■ ASSIGNMENT ■
Word for word, set down every line of the entries below from the line with "iterations | end |" to the line with "6 | 12 | same solution |", including both, and no other line.

■ INFORMATION SHOWN ■
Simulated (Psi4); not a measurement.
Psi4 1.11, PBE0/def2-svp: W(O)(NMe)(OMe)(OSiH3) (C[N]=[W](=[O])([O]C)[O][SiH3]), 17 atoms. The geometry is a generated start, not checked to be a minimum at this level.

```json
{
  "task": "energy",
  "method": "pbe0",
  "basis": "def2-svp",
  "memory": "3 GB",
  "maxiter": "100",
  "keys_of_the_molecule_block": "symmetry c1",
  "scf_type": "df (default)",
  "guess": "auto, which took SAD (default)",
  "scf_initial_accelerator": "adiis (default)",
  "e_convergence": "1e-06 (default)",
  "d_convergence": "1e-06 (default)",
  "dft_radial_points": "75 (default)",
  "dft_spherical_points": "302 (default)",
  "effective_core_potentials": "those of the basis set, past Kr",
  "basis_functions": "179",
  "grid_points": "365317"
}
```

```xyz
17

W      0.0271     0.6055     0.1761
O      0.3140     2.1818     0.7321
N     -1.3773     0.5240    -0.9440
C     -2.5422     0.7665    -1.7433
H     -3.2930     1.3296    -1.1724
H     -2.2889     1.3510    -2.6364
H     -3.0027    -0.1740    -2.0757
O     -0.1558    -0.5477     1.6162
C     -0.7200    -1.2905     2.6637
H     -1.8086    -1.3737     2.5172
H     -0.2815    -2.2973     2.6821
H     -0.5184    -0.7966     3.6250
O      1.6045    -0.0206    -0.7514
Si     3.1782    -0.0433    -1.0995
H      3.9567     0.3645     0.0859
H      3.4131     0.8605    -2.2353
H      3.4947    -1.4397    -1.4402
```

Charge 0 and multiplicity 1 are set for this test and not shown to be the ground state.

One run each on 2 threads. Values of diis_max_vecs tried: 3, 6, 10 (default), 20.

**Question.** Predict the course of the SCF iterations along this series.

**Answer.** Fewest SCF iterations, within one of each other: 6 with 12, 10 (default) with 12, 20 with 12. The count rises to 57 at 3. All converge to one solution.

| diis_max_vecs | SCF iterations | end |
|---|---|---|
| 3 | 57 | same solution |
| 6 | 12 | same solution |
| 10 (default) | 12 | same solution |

■ ANSWER BOX ■
| diis_max_vecs | SCF iterations | end |
|---|---|---|
| 3 | 57 | same solution |
| 6 | 12 | same solution |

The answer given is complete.